*Task item:* Line by line, return the material below exactly as it reads.

Segment Start: Recorded information

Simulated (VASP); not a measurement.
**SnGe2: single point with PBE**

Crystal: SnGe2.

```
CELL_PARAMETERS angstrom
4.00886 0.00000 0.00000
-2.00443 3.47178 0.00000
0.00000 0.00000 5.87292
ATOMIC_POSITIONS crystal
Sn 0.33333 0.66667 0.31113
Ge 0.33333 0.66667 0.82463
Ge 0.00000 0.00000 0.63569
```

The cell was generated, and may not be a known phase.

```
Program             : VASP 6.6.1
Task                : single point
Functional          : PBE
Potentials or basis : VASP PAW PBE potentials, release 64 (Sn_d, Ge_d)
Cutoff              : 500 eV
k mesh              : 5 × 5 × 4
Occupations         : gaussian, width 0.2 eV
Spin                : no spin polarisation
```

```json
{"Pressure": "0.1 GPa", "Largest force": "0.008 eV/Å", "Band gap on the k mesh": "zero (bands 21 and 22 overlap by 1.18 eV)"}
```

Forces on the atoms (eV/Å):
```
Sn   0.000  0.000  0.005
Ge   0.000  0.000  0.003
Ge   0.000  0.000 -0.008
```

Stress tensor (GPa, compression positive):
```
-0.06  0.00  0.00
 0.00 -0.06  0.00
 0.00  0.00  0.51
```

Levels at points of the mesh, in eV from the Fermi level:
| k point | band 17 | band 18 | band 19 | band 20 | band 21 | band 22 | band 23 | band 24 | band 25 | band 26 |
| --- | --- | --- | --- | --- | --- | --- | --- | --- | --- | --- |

Segment End: Recorded information

*Reply:*
Simulated (VASP); not a measurement.
**SnGe2: single point with PBE**

Crystal: SnGe2.

```
CELL_PARAMETERS angstrom
4.00886 0.00000 0.00000
-2.00443 3.47178 0.00000
0.00000 0.00000 5.87292
ATOMIC_POSITIONS crystal
Sn 0.33333 0.66667 0.31113
Ge 0.33333 0.66667 0.82463
Ge 0.00000 0.00000 0.63569
```

The cell was generated, and may not be a known phase.

```
Program             : VASP 6.6.1
Task                : single point
Functional          : PBE
Potentials or basis : VASP PAW PBE potentials, release 64 (Sn_d, Ge_d)
Cutoff              : 500 eV
k mesh              : 5 × 5 × 4
Occupations         : gaussian, width 0.2 eV
Spin                : no spin polarisation
```

```json
{"Pressure": "0.1 GPa", "Largest force": "0.008 eV/Å", "Band gap on the k mesh": "zero (bands 21 and 22 overlap by 1.18 eV)"}
```

Forces on the atoms (eV/Å):
```
Sn   0.000  0.000  0.005
Ge   0.000  0.000  0.003
Ge   0.000  0.000 -0.008
```

Stress tensor (GPa, compression positive):
```
-0.06  0.00  0.00
 0.00 -0.06  0.00
 0.00  0.00  0.51
```

Levels at points of the mesh, in eV from the Fermi level:
| k point | band 17 | band 18 | band 19 | band 20 | band 21 | band 22 | band 23 | band 24 | band 25 | band 26 |
| --- | --- | --- | --- | --- | --- | --- | --- | --- | --- | --- |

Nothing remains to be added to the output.